Requirement
Copy the lines exactly. Begin at the first line of the data and stop after the line with "Cantera simulation using".

Exercise data
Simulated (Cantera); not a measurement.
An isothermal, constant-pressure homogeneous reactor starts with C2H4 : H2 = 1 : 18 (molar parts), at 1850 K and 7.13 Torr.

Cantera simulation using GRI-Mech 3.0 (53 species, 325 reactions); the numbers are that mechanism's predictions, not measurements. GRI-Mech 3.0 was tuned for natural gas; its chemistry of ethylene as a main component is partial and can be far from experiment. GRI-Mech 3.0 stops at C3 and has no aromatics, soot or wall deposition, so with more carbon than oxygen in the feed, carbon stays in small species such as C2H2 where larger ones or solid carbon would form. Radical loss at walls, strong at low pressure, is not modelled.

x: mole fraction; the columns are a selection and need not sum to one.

Exercise response
Simulated (Cantera); not a measurement.
An isothermal, constant-pressure homogeneous reactor starts with C2H4 : H2 = 1 : 18 (molar parts), at 1850 K and 7.13 Torr.

Cantera simulation using GRI-Mech 3.0 (53 species, 325 reactions); the numbers are that mechanism's predictions, not measurements. GRI-Mech 3.0 was tuned for natural gas; its chemistry of ethylene as a main component is partial and can be far from experiment. GRI-Mech 3.0 stops at C3 and has no aromatics, soot or wall deposition, so with more carbon than oxygen in the feed, carbon stays in small species such as C2H2 where larger ones or solid carbon would form. Radical loss at walls, strong at low pressure, is not modelled.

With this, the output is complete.